**WORK REQUEST:** Extract the complete data exactly as given.

═══ SOURCE MATERIAL ═══

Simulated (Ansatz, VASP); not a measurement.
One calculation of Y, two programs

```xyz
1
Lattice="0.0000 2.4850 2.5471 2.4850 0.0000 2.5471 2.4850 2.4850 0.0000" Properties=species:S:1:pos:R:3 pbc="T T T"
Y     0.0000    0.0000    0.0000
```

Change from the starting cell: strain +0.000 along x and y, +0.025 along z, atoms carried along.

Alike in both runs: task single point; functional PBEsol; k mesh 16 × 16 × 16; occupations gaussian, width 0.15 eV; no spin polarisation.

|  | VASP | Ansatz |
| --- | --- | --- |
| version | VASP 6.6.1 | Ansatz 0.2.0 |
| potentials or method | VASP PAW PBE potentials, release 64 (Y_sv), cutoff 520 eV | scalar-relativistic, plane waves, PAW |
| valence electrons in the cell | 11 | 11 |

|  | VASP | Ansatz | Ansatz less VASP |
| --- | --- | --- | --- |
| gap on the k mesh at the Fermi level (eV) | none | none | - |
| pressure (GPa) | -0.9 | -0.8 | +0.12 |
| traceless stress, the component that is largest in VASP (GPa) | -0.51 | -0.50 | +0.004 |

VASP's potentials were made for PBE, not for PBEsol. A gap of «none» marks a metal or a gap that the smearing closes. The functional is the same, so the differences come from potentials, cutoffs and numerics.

═══

**RESPONSE AREA:**
Simulated (Ansatz, VASP); not a measurement.
One calculation of Y, two programs

```xyz
1
Lattice="0.0000 2.4850 2.5471 2.4850 0.0000 2.5471 2.4850 2.4850 0.0000" Properties=species:S:1:pos:R:3 pbc="T T T"
Y     0.0000    0.0000    0.0000
```

Change from the starting cell: strain +0.000 along x and y, +0.025 along z, atoms carried along.

Alike in both runs: task single point; functional PBEsol; k mesh 16 × 16 × 16; occupations gaussian, width 0.15 eV; no spin polarisation.

|  | VASP | Ansatz |
| --- | --- | --- |
| version | VASP 6.6.1 | Ansatz 0.2.0 |
| potentials or method | VASP PAW PBE potentials, release 64 (Y_sv), cutoff 520 eV | scalar-relativistic, plane waves, PAW |
| valence electrons in the cell | 11 | 11 |

|  | VASP | Ansatz | Ansatz less VASP |
| --- | --- | --- | --- |
| gap on the k mesh at the Fermi level (eV) | none | none | - |
| pressure (GPa) | -0.9 | -0.8 | +0.12 |
| traceless stress, the component that is largest in VASP (GPa) | -0.51 | -0.50 | +0.004 |

VASP's potentials were made for PBE, not for PBEsol. A gap of «none» marks a metal or a gap that the smearing closes. The functional is the same, so the differences come from potentials, cutoffs and numerics.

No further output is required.